- **Exercise**
Lines after the one containing "Task: Name the element and its charge." are to be omitted; print exactly each line from the start of the records up to and including it.

- **Input data**

#####

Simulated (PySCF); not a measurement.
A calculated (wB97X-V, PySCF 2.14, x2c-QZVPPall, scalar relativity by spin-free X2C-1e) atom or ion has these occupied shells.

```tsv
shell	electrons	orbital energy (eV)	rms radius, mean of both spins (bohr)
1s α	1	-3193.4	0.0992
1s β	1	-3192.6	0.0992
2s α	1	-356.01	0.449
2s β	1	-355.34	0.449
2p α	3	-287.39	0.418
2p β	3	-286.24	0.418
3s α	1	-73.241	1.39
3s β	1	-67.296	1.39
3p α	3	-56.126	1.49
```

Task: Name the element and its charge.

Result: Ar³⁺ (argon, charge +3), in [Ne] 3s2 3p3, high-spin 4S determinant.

#####

- **Response box**
Simulated (PySCF); not a measurement.
A calculated (wB97X-V, PySCF 2.14, x2c-QZVPPall, scalar relativity by spin-free X2C-1e) atom or ion has these occupied shells.

```tsv
shell	electrons	orbital energy (eV)	rms radius, mean of both spins (bohr)
1s α	1	-3193.4	0.0992
1s β	1	-3192.6	0.0992
2s α	1	-356.01	0.449
2s β	1	-355.34	0.449
2p α	3	-287.39	0.418
2p β	3	-286.24	0.418
3s α	1	-73.241	1.39
3s β	1	-67.296	1.39
3p α	3	-56.126	1.49
```

Task: Name the element and its charge.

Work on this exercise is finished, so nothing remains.